Work order
Repeat the first line of the listing and each line after it, exactly, through the line containing "# d1 to d9 in one octahedral field".

= Beginning of Section =
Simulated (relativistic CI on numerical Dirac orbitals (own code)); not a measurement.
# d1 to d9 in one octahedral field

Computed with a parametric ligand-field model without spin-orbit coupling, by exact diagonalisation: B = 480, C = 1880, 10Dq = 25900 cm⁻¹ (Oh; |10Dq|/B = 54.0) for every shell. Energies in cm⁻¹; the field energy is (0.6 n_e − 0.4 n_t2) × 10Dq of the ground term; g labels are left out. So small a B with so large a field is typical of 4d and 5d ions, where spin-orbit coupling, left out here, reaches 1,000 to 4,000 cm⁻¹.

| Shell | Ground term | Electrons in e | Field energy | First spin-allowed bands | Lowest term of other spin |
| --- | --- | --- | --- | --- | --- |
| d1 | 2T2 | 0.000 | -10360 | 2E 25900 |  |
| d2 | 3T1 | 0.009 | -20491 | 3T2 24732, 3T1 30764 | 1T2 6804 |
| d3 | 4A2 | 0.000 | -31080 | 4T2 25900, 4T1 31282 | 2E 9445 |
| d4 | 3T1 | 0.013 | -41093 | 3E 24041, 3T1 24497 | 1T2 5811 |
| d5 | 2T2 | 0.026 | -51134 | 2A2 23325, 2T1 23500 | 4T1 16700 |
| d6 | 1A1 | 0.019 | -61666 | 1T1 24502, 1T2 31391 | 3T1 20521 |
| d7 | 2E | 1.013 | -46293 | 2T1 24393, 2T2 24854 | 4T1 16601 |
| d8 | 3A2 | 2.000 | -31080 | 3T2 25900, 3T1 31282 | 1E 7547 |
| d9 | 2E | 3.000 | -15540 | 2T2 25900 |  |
= End of Section =

Expected answer
Simulated (relativistic CI on numerical Dirac orbitals (own code)); not a measurement.
# d1 to d9 in one octahedral field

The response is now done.